### [Work task]
Reproduce the entries exactly as they appear below.

### [Exercise data]
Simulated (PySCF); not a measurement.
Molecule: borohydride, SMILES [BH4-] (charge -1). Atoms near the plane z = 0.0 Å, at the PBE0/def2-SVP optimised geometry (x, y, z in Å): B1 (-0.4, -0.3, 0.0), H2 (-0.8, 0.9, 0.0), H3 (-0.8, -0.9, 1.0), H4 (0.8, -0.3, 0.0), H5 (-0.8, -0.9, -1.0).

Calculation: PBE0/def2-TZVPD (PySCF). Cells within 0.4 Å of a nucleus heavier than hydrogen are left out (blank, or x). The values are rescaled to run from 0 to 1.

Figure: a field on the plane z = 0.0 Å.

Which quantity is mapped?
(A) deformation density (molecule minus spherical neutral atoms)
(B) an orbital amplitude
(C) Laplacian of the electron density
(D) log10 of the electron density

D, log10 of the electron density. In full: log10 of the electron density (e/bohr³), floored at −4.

### [Worked solution]
Simulated (PySCF); not a measurement.
Molecule: borohydride, SMILES [BH4-] (charge -1). Atoms near the plane z = 0.0 Å, at the PBE0/def2-SVP optimised geometry (x, y, z in Å): B1 (-0.4, -0.3, 0.0), H2 (-0.8, 0.9, 0.0), H3 (-0.8, -0.9, 1.0), H4 (0.8, -0.3, 0.0), H5 (-0.8, -0.9, -1.0).

Calculation: PBE0/def2-TZVPD (PySCF). Cells within 0.4 Å of a nucleus heavier than hydrogen are left out (blank, or x). The values are rescaled to run from 0 to 1.

Figure: a field on the plane z = 0.0 Å.

Which quantity is mapped?
(A) deformation density (molecule minus spherical neutral atoms)
(B) an orbital amplitude
(C) Laplacian of the electron density
(D) log10 of the electron density

D, log10 of the electron density. In full: log10 of the electron density (e/bohr³), floored at −4.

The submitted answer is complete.